WORK TASK
From the data below, return the exact lines starting at the line containing "GaN (wurtzite, atoms displaced) (calculated)" and ending at the line containing "Settings shared by", both included, and nothing else.

GIVEN ENTRIES
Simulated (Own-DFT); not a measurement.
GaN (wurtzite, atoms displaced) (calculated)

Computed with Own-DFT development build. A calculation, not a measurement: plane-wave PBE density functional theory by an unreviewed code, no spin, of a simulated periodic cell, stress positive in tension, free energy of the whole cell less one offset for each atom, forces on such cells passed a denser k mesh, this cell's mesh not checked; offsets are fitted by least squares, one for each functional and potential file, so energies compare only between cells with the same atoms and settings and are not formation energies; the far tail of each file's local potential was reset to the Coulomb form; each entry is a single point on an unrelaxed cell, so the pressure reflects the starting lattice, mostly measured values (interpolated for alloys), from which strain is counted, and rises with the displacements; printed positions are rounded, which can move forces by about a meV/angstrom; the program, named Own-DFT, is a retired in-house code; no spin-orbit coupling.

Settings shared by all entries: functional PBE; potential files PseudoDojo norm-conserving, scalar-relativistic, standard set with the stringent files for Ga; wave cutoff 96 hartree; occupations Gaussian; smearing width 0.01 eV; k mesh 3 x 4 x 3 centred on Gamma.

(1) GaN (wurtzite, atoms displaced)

RESPONSE
GaN (wurtzite, atoms displaced) (calculated)

Computed with Own-DFT development build. A calculation, not a measurement: plane-wave PBE density functional theory by an unreviewed code, no spin, of a simulated periodic cell, stress positive in tension, free energy of the whole cell less one offset for each atom, forces on such cells passed a denser k mesh, this cell's mesh not checked; offsets are fitted by least squares, one for each functional and potential file, so energies compare only between cells with the same atoms and settings and are not formation energies; the far tail of each file's local potential was reset to the Coulomb form; each entry is a single point on an unrelaxed cell, so the pressure reflects the starting lattice, mostly measured values (interpolated for alloys), from which strain is counted, and rises with the displacements; printed positions are rounded, which can move forces by about a meV/angstrom; the program, named Own-DFT, is a retired in-house code; no spin-orbit coupling.

Settings shared by all entries: functional PBE; potential files PseudoDojo norm-conserving, scalar-relativistic, standard set with the stringent files for Ga; wave cutoff 96 hartree; occupations Gaussian; smearing width 0.01 eV; k mesh 3 x 4 x 3 centred on Gamma.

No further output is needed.